● Work item:
Transcribe only the lines between the first line of the records and the line containing "All values are", inclusive, exactly as written.

● The data:
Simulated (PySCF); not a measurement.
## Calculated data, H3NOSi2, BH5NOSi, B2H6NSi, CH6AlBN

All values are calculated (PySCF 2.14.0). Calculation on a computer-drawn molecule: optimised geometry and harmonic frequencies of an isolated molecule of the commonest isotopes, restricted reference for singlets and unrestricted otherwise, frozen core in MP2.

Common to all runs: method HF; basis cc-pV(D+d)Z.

● Response:
Simulated (PySCF); not a measurement.
## Calculated data, H3NOSi2, BH5NOSi, B2H6NSi, CH6AlBN

All values are calculated (PySCF 2.14.0). Calculation on a computer-drawn molecule: optimised geometry and harmonic frequencies of an isolated molecule of the commonest isotopes, restricted reference for singlets and unrestricted otherwise, frozen core in MP2.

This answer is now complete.